> REQUIRED ACTION
Take the records underneath and set them down exactly.

-- RECORDED INFORMATION follows --
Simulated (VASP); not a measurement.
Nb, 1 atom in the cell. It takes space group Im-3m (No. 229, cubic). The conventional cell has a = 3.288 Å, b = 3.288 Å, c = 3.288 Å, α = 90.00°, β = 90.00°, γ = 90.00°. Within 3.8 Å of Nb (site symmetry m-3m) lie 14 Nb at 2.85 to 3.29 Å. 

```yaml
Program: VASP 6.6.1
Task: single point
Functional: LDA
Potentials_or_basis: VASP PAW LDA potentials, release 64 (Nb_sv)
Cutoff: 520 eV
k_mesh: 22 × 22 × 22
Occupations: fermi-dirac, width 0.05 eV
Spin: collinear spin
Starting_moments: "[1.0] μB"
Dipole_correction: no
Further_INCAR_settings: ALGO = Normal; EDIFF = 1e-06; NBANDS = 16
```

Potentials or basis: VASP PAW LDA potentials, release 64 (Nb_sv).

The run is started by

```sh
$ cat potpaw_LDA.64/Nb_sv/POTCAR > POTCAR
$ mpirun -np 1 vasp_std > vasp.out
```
-- RECORDED INFORMATION concluded --

> RESULT
Simulated (VASP); not a measurement.
Nb, 1 atom in the cell. It takes space group Im-3m (No. 229, cubic). The conventional cell has a = 3.288 Å, b = 3.288 Å, c = 3.288 Å, α = 90.00°, β = 90.00°, γ = 90.00°. Within 3.8 Å of Nb (site symmetry m-3m) lie 14 Nb at 2.85 to 3.29 Å. 

```yaml
Program: VASP 6.6.1
Task: single point
Functional: LDA
Potentials_or_basis: VASP PAW LDA potentials, release 64 (Nb_sv)
Cutoff: 520 eV
k_mesh: 22 × 22 × 22
Occupations: fermi-dirac, width 0.05 eV
Spin: collinear spin
Starting_moments: "[1.0] μB"
Dipole_correction: no
Further_INCAR_settings: ALGO = Normal; EDIFF = 1e-06; NBANDS = 16
```

Potentials or basis: VASP PAW LDA potentials, release 64 (Nb_sv).

The run is started by

```sh
$ cat potpaw_LDA.64/Nb_sv/POTCAR > POTCAR
$ mpirun -np 1 vasp_std > vasp.out
```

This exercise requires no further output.